§ **DATA EXCERPTS**:
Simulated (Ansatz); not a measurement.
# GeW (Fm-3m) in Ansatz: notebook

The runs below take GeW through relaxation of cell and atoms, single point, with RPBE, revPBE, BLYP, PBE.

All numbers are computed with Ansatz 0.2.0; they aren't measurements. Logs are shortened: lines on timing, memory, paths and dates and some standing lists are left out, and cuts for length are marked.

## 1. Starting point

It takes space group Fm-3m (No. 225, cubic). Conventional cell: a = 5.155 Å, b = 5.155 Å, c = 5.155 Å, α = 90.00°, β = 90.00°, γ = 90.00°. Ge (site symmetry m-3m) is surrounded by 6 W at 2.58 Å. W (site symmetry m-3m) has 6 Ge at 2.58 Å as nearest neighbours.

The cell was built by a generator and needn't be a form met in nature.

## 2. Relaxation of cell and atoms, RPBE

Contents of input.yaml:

§ **BRIEF**: All entries are to be retyped with no difference from the original.

§ **PROBLEM SOLUTION**:
Simulated (Ansatz); not a measurement.
# GeW (Fm-3m) in Ansatz: notebook

The runs below take GeW through relaxation of cell and atoms, single point, with RPBE, revPBE, BLYP, PBE.

All numbers are computed with Ansatz 0.2.0; they aren't measurements. Logs are shortened: lines on timing, memory, paths and dates and some standing lists are left out, and cuts for length are marked.

## 1. Starting point

It takes space group Fm-3m (No. 225, cubic). Conventional cell: a = 5.155 Å, b = 5.155 Å, c = 5.155 Å, α = 90.00°, β = 90.00°, γ = 90.00°. Ge (site symmetry m-3m) is surrounded by 6 W at 2.58 Å. W (site symmetry m-3m) has 6 Ge at 2.58 Å as nearest neighbours.

The cell was built by a generator and needn't be a form met in nature.

## 2. Relaxation of cell and atoms, RPBE

Contents of input.yaml:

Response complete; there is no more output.